Exercise. Exact reproduction required: the lines below from the line with "Geometry (Å), atoms" to the line with "Fukui function f⁻", both ends included, and no others.

Material provided.
• • • • •

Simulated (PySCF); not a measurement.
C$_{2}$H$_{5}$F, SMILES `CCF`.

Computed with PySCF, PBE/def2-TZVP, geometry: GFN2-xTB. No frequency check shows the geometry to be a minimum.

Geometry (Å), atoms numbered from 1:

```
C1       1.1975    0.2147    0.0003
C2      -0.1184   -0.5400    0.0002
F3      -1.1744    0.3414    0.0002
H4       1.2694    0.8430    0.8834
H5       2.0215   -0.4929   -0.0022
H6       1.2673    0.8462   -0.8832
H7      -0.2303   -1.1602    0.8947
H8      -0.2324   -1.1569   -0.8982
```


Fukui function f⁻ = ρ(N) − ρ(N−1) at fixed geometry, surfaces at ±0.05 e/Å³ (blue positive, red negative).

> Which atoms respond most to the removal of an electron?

• • • • •

Answer space.
Geometry (Å), atoms numbered from 1:

```
C1       1.1975    0.2147    0.0003
C2      -0.1184   -0.5400    0.0002
F3      -1.1744    0.3414    0.0002
H4       1.2694    0.8430    0.8834
H5       2.0215   -0.4929   -0.0022
H6       1.2673    0.8462   -0.8832
H7      -0.2303   -1.1602    0.8947
H8      -0.2324   -1.1569   -0.8982
```


Fukui function f⁻ = ρ(N) − ρ(N−1) at fixed geometry, surfaces at ±0.05 e/Å³ (blue positive, red negative).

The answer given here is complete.